EXERCISE → Return the records exactly, from the first line through the "Caveats: some runs use coarse meshes." line.

GIVEN RECORDS →

◆ ◆ ◆

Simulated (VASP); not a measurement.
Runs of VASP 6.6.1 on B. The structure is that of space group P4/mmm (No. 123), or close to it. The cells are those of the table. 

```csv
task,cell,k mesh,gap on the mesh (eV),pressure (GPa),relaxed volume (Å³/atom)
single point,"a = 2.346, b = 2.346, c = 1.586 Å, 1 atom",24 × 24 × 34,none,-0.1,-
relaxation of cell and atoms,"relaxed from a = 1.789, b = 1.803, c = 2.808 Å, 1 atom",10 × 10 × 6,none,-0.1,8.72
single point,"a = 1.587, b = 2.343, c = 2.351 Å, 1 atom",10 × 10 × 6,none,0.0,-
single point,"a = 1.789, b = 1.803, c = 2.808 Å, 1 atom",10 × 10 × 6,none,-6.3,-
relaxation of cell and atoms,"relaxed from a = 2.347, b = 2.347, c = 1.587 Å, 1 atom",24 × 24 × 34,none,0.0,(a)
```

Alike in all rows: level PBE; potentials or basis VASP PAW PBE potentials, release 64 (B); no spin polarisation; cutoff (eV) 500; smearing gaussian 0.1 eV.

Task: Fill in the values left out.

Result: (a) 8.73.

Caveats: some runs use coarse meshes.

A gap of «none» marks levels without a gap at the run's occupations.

◆ ◆ ◆

ANSWER SECTION →
Simulated (VASP); not a measurement.
Runs of VASP 6.6.1 on B. The structure is that of space group P4/mmm (No. 123), or close to it. The cells are those of the table. 

```csv
task,cell,k mesh,gap on the mesh (eV),pressure (GPa),relaxed volume (Å³/atom)
single point,"a = 2.346, b = 2.346, c = 1.586 Å, 1 atom",24 × 24 × 34,none,-0.1,-
relaxation of cell and atoms,"relaxed from a = 1.789, b = 1.803, c = 2.808 Å, 1 atom",10 × 10 × 6,none,-0.1,8.72
single point,"a = 1.587, b = 2.343, c = 2.351 Å, 1 atom",10 × 10 × 6,none,0.0,-
single point,"a = 1.789, b = 1.803, c = 2.808 Å, 1 atom",10 × 10 × 6,none,-6.3,-
relaxation of cell and atoms,"relaxed from a = 2.347, b = 2.347, c = 1.587 Å, 1 atom",24 × 24 × 34,none,0.0,(a)
```

Alike in all rows: level PBE; potentials or basis VASP PAW PBE potentials, release 64 (B); no spin polarisation; cutoff (eV) 500; smearing gaussian 0.1 eV.

Task: Fill in the values left out.

Result: (a) 8.73.

Caveats: some runs use coarse meshes.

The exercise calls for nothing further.